Return the data below in full. Keep each character unchanged.

######

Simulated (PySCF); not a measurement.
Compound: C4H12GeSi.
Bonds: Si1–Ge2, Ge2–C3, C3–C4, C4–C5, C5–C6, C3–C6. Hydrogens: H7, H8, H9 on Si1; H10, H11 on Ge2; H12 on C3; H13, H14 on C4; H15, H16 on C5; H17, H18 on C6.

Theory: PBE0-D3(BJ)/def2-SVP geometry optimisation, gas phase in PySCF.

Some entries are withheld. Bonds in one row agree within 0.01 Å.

######

ANSWER AREA
Simulated (PySCF); not a measurement.
Compound: C4H12GeSi.
Bonds: Si1–Ge2, Ge2–C3, C3–C4, C4–C5, C5–C6, C3–C6. Hydrogens: H7, H8, H9 on Si1; H10, H11 on Ge2; H12 on C3; H13, H14 on C4; H15, H16 on C5; H17, H18 on C6.

Theory: PBE0-D3(BJ)/def2-SVP geometry optimisation, gas phase in PySCF.

Some entries are withheld. Bonds in one row agree within 0.01 Å.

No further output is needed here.